Assigned task => The expected reply is all of the data, returned exactly.

Source information =>

>>

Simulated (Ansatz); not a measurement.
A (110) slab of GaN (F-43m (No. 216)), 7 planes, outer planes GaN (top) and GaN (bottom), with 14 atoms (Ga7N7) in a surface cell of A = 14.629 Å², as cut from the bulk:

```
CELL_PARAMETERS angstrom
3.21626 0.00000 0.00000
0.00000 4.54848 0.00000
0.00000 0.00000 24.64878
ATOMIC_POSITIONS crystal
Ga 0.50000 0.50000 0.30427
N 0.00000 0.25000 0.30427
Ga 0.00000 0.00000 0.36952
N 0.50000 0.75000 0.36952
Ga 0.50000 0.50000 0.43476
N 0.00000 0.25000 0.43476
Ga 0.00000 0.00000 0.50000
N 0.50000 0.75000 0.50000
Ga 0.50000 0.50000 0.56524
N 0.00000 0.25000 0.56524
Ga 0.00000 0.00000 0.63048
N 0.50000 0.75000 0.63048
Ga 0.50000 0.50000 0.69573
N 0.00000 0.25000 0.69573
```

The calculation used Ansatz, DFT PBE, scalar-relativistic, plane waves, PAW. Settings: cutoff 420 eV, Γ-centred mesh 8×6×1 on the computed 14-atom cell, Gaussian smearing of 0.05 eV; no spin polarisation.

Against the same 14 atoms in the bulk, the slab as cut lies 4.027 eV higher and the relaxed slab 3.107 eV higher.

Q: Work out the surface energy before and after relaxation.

<<

Answer box =>
Simulated (Ansatz); not a measurement.
A (110) slab of GaN (F-43m (No. 216)), 7 planes, outer planes GaN (top) and GaN (bottom), with 14 atoms (Ga7N7) in a surface cell of A = 14.629 Å², as cut from the bulk:

```
CELL_PARAMETERS angstrom
3.21626 0.00000 0.00000
0.00000 4.54848 0.00000
0.00000 0.00000 24.64878
ATOMIC_POSITIONS crystal
Ga 0.50000 0.50000 0.30427
N 0.00000 0.25000 0.30427
Ga 0.00000 0.00000 0.36952
N 0.50000 0.75000 0.36952
Ga 0.50000 0.50000 0.43476
N 0.00000 0.25000 0.43476
Ga 0.00000 0.00000 0.50000
N 0.50000 0.75000 0.50000
Ga 0.50000 0.50000 0.56524
N 0.00000 0.25000 0.56524
Ga 0.00000 0.00000 0.63048
N 0.50000 0.75000 0.63048
Ga 0.50000 0.50000 0.69573
N 0.00000 0.25000 0.69573
```

The calculation used Ansatz, DFT PBE, scalar-relativistic, plane waves, PAW. Settings: cutoff 420 eV, Γ-centred mesh 8×6×1 on the computed 14-atom cell, Gaussian smearing of 0.05 eV; no spin polarisation.

Against the same 14 atoms in the bulk, the slab as cut lies 4.027 eV higher and the relaxed slab 3.107 eV higher.

Q: Work out the surface energy before and after relaxation.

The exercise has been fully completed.